Work instruction:
Look in the material below for the line holding "Potentials or basis: VASP". Set it down exactly, with each later line up to and including the line holding "of this run.".

Dataset entries:
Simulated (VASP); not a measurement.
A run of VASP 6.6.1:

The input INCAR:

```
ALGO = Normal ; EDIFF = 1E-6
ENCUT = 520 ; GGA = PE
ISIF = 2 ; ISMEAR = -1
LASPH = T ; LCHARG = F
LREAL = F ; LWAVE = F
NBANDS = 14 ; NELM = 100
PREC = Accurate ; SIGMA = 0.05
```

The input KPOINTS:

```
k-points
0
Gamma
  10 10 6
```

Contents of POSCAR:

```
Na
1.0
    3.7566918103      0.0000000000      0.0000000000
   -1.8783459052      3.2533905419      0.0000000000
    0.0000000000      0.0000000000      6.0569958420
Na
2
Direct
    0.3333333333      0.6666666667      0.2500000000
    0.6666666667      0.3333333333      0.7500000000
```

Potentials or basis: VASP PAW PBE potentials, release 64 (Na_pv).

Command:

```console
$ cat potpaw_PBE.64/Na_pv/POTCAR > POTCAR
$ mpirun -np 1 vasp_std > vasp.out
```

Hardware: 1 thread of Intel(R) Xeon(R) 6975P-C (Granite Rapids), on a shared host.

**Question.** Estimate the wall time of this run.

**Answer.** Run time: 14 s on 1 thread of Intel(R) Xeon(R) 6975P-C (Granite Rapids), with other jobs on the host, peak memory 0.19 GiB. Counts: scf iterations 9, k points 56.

Written solution:
Potentials or basis: VASP PAW PBE potentials, release 64 (Na_pv).

Command:

```console
$ cat potpaw_PBE.64/Na_pv/POTCAR > POTCAR
$ mpirun -np 1 vasp_std > vasp.out
```

Hardware: 1 thread of Intel(R) Xeon(R) 6975P-C (Granite Rapids), on a shared host.

**Question.** Estimate the wall time of this run.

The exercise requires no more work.